■ **ACTION ITEM**
Return the lines below exactly as they appear, please, starting with the first and ending with the one that contains "NBANDS = 72 |".

■ ■ ■ ■ ■ ■ ■

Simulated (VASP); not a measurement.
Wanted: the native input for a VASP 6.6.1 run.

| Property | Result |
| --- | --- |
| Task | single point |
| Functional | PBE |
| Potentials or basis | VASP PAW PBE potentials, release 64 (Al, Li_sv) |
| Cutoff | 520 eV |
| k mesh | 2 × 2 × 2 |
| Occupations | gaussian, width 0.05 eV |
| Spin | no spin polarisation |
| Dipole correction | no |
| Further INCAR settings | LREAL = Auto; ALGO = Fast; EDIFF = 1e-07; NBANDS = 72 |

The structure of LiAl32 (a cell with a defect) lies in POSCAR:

■ ■ ■ ■ ■ ■ ■

■ **WRITTEN ANSWER**
Simulated (VASP); not a measurement.
Wanted: the native input for a VASP 6.6.1 run.

| Property | Result |
| --- | --- |
| Task | single point |
| Functional | PBE |
| Potentials or basis | VASP PAW PBE potentials, release 64 (Al, Li_sv) |
| Cutoff | 520 eV |
| k mesh | 2 × 2 × 2 |
| Occupations | gaussian, width 0.05 eV |
| Spin | no spin polarisation |
| Dipole correction | no |
| Further INCAR settings | LREAL = Auto; ALGO = Fast; EDIFF = 1e-07; NBANDS = 72 |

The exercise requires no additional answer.